▶ [Work request] Write out each line of the entries exactly, starting at the first and finishing with the line that contains "Bonds: C1–C2 (double), C2–C3".

BEGIN Extracted data

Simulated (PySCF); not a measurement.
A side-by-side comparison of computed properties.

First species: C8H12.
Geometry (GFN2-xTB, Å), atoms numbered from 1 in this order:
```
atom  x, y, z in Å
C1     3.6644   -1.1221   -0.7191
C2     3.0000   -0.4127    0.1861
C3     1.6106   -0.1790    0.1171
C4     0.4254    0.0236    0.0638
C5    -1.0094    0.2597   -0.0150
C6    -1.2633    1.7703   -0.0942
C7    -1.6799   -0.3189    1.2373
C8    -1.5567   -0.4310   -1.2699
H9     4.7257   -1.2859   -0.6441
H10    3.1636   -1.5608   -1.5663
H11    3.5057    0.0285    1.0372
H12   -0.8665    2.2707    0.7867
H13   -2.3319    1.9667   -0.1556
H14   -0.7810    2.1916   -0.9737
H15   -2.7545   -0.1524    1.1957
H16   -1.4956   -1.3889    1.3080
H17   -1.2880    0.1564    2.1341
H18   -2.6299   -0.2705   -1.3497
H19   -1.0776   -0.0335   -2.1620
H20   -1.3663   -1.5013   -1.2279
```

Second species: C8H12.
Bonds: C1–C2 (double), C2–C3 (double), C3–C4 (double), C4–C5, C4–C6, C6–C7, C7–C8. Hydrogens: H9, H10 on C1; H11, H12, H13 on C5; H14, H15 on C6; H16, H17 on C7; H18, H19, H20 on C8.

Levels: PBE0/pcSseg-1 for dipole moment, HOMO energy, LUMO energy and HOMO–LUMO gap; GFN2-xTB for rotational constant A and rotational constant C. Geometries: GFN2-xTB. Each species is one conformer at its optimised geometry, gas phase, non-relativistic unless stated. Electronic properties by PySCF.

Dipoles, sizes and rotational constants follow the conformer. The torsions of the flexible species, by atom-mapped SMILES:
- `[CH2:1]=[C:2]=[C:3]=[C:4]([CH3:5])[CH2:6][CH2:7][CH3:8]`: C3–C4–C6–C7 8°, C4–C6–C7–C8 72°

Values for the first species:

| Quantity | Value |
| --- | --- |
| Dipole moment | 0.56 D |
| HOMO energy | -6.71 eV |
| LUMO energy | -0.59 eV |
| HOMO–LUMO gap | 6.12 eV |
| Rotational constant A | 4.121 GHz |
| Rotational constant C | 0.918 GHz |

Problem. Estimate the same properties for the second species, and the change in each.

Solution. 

END Extracted data

▶ [Problem solution]
Simulated (PySCF); not a measurement.
A side-by-side comparison of computed properties.

First species: C8H12.
Geometry (GFN2-xTB, Å), atoms numbered from 1 in this order:
```
atom  x, y, z in Å
C1     3.6644   -1.1221   -0.7191
C2     3.0000   -0.4127    0.1861
C3     1.6106   -0.1790    0.1171
C4     0.4254    0.0236    0.0638
C5    -1.0094    0.2597   -0.0150
C6    -1.2633    1.7703   -0.0942
C7    -1.6799   -0.3189    1.2373
C8    -1.5567   -0.4310   -1.2699
H9     4.7257   -1.2859   -0.6441
H10    3.1636   -1.5608   -1.5663
H11    3.5057    0.0285    1.0372
H12   -0.8665    2.2707    0.7867
H13   -2.3319    1.9667   -0.1556
H14   -0.7810    2.1916   -0.9737
H15   -2.7545   -0.1524    1.1957
H16   -1.4956   -1.3889    1.3080
H17   -1.2880    0.1564    2.1341
H18   -2.6299   -0.2705   -1.3497
H19   -1.0776   -0.0335   -2.1620
H20   -1.3663   -1.5013   -1.2279
```

Second species: C8H12.
Bonds: C1–C2 (double), C2–C3 (double), C3–C4 (double), C4–C5, C4–C6, C6–C7, C7–C8. Hydrogens: H9, H10 on C1; H11, H12, H13 on C5; H14, H15 on C6; H16, H17 on C7; H18, H19, H20 on C8.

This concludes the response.